*ACTIVITY:* Give back the full data, unchanged and complete.

────────────────────

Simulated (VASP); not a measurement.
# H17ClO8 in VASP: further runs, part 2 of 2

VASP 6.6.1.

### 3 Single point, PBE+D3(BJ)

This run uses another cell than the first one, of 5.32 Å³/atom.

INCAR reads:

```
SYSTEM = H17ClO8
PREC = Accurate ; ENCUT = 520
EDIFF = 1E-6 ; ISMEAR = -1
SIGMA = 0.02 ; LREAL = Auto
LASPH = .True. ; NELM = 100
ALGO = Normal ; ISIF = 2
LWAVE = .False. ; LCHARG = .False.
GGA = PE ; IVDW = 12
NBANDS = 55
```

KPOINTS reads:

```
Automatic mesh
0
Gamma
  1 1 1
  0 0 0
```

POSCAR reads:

────────────────────

*WORKED SOLUTION:*
Simulated (VASP); not a measurement.
# H17ClO8 in VASP: further runs, part 2 of 2

VASP 6.6.1.

### 3 Single point, PBE+D3(BJ)

This run uses another cell than the first one, of 5.32 Å³/atom.

INCAR reads:

```
SYSTEM = H17ClO8
PREC = Accurate ; ENCUT = 520
EDIFF = 1E-6 ; ISMEAR = -1
SIGMA = 0.02 ; LREAL = Auto
LASPH = .True. ; NELM = 100
ALGO = Normal ; ISIF = 2
LWAVE = .False. ; LCHARG = .False.
GGA = PE ; IVDW = 12
NBANDS = 55
```

KPOINTS reads:

```
Automatic mesh
0
Gamma
  1 1 1
  0 0 0
```

POSCAR reads:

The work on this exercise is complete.